## WORK TASK
Nothing below is to be printed except the lines between the line holding "Method: Kohn-Sham DFT, PBE, PAW" and the line holding "Most raw output is cut from this account.", inclusive, each exactly as it appears.

## INFORMATION
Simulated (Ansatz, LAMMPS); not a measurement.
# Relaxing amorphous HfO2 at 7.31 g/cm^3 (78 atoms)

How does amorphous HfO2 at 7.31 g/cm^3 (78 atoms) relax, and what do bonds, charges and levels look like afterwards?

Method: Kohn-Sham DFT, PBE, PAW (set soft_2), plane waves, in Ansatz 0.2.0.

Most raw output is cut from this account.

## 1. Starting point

## PROBLEM SOLUTION
Method: Kohn-Sham DFT, PBE, PAW (set soft_2), plane waves, in Ansatz 0.2.0.

Most raw output is cut from this account.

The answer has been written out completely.